- Opening Delimiter -

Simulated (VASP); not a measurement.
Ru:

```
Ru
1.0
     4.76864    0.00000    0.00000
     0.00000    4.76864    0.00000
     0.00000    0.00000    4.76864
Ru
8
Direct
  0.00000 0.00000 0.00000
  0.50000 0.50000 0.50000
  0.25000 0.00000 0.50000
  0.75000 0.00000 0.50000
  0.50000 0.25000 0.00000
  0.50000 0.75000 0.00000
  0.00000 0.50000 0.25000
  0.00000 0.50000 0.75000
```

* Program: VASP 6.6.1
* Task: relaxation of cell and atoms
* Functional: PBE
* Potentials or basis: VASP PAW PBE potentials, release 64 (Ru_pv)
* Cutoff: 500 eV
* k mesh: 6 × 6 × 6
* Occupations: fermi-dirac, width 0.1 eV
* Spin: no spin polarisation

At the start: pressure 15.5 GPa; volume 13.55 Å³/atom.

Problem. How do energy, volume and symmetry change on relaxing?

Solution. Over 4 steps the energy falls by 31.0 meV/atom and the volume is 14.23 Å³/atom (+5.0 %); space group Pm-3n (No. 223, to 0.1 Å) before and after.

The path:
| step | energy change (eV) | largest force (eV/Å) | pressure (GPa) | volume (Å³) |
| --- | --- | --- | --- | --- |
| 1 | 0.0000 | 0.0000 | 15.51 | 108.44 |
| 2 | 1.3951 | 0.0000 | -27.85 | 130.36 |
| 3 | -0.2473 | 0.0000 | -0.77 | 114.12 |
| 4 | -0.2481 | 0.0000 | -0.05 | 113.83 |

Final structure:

- Closing Delimiter -

Assigned task:
Stop at the line containing "-0.05 | 113.83 |". Please print exactly every line before it from the start of the records, plus that line itself, and nothing else.

Exercise solution:
Simulated (VASP); not a measurement.
Ru:

```
Ru
1.0
     4.76864    0.00000    0.00000
     0.00000    4.76864    0.00000
     0.00000    0.00000    4.76864
Ru
8
Direct
  0.00000 0.00000 0.00000
  0.50000 0.50000 0.50000
  0.25000 0.00000 0.50000
  0.75000 0.00000 0.50000
  0.50000 0.25000 0.00000
  0.50000 0.75000 0.00000
  0.00000 0.50000 0.25000
  0.00000 0.50000 0.75000
```

* Program: VASP 6.6.1
* Task: relaxation of cell and atoms
* Functional: PBE
* Potentials or basis: VASP PAW PBE potentials, release 64 (Ru_pv)
* Cutoff: 500 eV
* k mesh: 6 × 6 × 6
* Occupations: fermi-dirac, width 0.1 eV
* Spin: no spin polarisation

At the start: pressure 15.5 GPa; volume 13.55 Å³/atom.

Problem. How do energy, volume and symmetry change on relaxing?

Solution. Over 4 steps the energy falls by 31.0 meV/atom and the volume is 14.23 Å³/atom (+5.0 %); space group Pm-3n (No. 223, to 0.1 Å) before and after.

The path:
| step | energy change (eV) | largest force (eV/Å) | pressure (GPa) | volume (Å³) |
| --- | --- | --- | --- | --- |
| 1 | 0.0000 | 0.0000 | 15.51 | 108.44 |
| 2 | 1.3951 | 0.0000 | -27.85 | 130.36 |
| 3 | -0.2473 | 0.0000 | -0.77 | 114.12 |
| 4 | -0.2481 | 0.0000 | -0.05 | 113.83 |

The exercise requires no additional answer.